Work task
Reproduce, character for character, the entries from their opening line through the line with "- Dipole correction: no".

Excerpted data
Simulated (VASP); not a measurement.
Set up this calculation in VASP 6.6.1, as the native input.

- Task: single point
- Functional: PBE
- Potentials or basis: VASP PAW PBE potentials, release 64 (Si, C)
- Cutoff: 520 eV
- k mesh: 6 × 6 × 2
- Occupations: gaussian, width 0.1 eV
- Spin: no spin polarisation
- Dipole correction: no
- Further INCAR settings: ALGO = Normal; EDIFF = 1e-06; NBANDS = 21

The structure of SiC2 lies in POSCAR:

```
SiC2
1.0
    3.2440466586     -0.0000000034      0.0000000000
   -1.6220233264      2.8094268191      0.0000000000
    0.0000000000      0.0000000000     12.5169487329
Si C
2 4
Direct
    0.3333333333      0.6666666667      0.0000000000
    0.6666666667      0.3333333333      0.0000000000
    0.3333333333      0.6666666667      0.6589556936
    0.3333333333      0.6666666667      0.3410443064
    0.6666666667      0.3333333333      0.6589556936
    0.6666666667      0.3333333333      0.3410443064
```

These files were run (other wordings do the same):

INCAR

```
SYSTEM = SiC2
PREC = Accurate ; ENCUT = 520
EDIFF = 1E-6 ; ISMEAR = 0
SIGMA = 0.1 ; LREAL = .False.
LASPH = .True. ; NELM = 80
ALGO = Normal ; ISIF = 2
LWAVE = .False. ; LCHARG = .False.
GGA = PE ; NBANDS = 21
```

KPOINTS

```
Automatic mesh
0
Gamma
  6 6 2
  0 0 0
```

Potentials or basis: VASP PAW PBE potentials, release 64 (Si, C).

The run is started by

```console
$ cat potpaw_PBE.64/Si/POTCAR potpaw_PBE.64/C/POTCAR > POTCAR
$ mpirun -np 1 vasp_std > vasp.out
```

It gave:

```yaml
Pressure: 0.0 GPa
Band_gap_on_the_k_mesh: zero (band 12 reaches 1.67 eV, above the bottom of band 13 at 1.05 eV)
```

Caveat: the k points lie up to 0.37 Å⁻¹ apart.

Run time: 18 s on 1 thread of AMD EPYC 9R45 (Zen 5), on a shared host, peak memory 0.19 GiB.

Written answer
Simulated (VASP); not a measurement.
Set up this calculation in VASP 6.6.1, as the native input.

- Task: single point
- Functional: PBE
- Potentials or basis: VASP PAW PBE potentials, release 64 (Si, C)
- Cutoff: 520 eV
- k mesh: 6 × 6 × 2
- Occupations: gaussian, width 0.1 eV
- Spin: no spin polarisation
- Dipole correction: no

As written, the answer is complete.